- [Work task]
Please output the data below exactly as given, starting at its first line and stopping after the line that contains "A hand-made bent".

- [Data]
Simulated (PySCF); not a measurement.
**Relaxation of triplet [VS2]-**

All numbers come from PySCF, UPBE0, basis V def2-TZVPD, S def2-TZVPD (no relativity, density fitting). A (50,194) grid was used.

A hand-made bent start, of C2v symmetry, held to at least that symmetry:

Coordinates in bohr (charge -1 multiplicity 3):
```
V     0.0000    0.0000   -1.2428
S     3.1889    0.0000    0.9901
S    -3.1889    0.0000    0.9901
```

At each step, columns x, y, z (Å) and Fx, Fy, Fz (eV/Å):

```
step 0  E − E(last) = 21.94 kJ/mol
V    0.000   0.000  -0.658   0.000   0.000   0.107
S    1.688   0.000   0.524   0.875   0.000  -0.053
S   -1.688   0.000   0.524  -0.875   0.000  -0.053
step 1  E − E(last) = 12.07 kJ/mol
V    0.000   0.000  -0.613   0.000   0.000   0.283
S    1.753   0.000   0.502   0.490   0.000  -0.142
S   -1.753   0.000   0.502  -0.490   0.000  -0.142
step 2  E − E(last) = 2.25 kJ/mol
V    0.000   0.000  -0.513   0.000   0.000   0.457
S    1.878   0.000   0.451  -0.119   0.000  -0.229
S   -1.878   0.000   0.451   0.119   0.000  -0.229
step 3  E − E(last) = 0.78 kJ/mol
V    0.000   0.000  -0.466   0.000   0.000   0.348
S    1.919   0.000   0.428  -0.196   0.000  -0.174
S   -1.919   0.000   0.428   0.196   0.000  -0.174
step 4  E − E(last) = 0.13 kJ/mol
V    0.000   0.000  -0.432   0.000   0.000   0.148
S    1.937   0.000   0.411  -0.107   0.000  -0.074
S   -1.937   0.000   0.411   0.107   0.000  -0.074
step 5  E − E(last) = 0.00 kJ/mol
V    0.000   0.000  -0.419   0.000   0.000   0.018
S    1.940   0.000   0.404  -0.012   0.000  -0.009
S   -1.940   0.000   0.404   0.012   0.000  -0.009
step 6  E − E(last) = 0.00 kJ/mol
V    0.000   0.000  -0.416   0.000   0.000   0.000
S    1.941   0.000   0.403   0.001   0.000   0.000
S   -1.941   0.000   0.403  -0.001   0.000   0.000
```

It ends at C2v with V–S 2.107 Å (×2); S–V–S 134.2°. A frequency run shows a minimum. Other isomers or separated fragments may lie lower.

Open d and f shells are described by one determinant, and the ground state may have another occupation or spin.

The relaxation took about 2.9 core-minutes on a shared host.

- [Exercise answer]
Simulated (PySCF); not a measurement.
**Relaxation of triplet [VS2]-**

All numbers come from PySCF, UPBE0, basis V def2-TZVPD, S def2-TZVPD (no relativity, density fitting). A (50,194) grid was used.

A hand-made bent start, of C2v symmetry, held to at least that symmetry:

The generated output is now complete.